● WORK INSTRUCTION
Nothing after the line containing "D (-105.9 kJ/mol), A" belongs in the answer; write out exactly every line from the start of the material up to it, including it.

● DATASET CONTENT
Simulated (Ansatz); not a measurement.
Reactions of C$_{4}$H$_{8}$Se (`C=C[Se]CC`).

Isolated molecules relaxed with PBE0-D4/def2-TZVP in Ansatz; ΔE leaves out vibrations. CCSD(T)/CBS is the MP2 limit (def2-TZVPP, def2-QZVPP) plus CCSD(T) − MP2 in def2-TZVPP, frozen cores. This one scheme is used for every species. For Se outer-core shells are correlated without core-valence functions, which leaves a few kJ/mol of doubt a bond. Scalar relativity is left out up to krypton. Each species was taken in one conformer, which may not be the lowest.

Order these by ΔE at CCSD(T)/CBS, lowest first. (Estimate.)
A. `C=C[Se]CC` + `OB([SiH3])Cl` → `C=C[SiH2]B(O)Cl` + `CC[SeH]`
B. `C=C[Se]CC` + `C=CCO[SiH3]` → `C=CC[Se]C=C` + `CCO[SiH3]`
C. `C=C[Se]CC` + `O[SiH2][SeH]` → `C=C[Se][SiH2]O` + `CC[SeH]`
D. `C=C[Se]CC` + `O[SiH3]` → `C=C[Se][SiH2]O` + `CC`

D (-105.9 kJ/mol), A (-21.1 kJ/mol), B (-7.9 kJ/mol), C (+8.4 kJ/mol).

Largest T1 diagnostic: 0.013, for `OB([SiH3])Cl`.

● TASK RESPONSE
Simulated (Ansatz); not a measurement.
Reactions of C$_{4}$H$_{8}$Se (`C=C[Se]CC`).

Isolated molecules relaxed with PBE0-D4/def2-TZVP in Ansatz; ΔE leaves out vibrations. CCSD(T)/CBS is the MP2 limit (def2-TZVPP, def2-QZVPP) plus CCSD(T) − MP2 in def2-TZVPP, frozen cores. This one scheme is used for every species. For Se outer-core shells are correlated without core-valence functions, which leaves a few kJ/mol of doubt a bond. Scalar relativity is left out up to krypton. Each species was taken in one conformer, which may not be the lowest.

Order these by ΔE at CCSD(T)/CBS, lowest first. (Estimate.)
A. `C=C[Se]CC` + `OB([SiH3])Cl` → `C=C[SiH2]B(O)Cl` + `CC[SeH]`
B. `C=C[Se]CC` + `C=CCO[SiH3]` → `C=CC[Se]C=C` + `CCO[SiH3]`
C. `C=C[Se]CC` + `O[SiH2][SeH]` → `C=C[Se][SiH2]O` + `CC[SeH]`
D. `C=C[Se]CC` + `O[SiH3]` → `C=C[Se][SiH2]O` + `CC`

D (-105.9 kJ/mol), A (-21.1 kJ/mol), B (-7.9 kJ/mol), C (+8.4 kJ/mol).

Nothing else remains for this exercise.